#### Information supplied:
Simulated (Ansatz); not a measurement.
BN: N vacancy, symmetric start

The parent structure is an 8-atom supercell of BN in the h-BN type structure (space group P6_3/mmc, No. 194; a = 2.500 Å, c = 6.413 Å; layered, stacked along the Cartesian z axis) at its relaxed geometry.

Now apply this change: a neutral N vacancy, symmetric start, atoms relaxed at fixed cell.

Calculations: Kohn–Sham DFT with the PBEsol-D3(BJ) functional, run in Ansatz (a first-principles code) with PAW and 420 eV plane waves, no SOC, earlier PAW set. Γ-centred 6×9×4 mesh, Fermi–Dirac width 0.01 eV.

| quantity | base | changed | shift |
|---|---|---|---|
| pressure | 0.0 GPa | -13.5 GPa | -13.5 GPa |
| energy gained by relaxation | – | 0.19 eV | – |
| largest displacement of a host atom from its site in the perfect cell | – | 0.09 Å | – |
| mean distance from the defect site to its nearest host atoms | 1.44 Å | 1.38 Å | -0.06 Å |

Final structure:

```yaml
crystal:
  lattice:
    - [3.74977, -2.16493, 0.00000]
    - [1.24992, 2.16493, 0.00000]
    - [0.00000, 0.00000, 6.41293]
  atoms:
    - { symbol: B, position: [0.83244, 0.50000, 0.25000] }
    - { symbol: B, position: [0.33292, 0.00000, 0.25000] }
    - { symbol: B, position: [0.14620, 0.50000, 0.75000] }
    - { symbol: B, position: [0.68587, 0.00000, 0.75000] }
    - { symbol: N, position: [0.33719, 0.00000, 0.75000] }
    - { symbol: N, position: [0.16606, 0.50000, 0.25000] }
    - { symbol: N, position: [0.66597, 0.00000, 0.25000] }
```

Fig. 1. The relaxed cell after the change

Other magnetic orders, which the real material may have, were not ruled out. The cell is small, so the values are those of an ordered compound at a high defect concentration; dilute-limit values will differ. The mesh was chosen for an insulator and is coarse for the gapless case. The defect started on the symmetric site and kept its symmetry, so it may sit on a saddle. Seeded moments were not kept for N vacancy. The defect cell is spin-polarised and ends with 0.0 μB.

#### Assigned task:
Out of the entries above, write out only the lines between the line holding "changed | shift |" and the line holding "Fig. 1. The relaxed cell after the change", inclusive, each exactly as given.

#### Task solution:
| quantity | base | changed | shift |
|---|---|---|---|
| pressure | 0.0 GPa | -13.5 GPa | -13.5 GPa |
| energy gained by relaxation | – | 0.19 eV | – |
| largest displacement of a host atom from its site in the perfect cell | – | 0.09 Å | – |
| mean distance from the defect site to its nearest host atoms | 1.44 Å | 1.38 Å | -0.06 Å |

Final structure:

```yaml
crystal:
  lattice:
    - [3.74977, -2.16493, 0.00000]
    - [1.24992, 2.16493, 0.00000]
    - [0.00000, 0.00000, 6.41293]
  atoms:
    - { symbol: B, position: [0.83244, 0.50000, 0.25000] }
    - { symbol: B, position: [0.33292, 0.00000, 0.25000] }
    - { symbol: B, position: [0.14620, 0.50000, 0.75000] }
    - { symbol: B, position: [0.68587, 0.00000, 0.75000] }
    - { symbol: N, position: [0.33719, 0.00000, 0.75000] }
    - { symbol: N, position: [0.16606, 0.50000, 0.25000] }
    - { symbol: N, position: [0.66597, 0.00000, 0.25000] }
```

Fig. 1. The relaxed cell after the change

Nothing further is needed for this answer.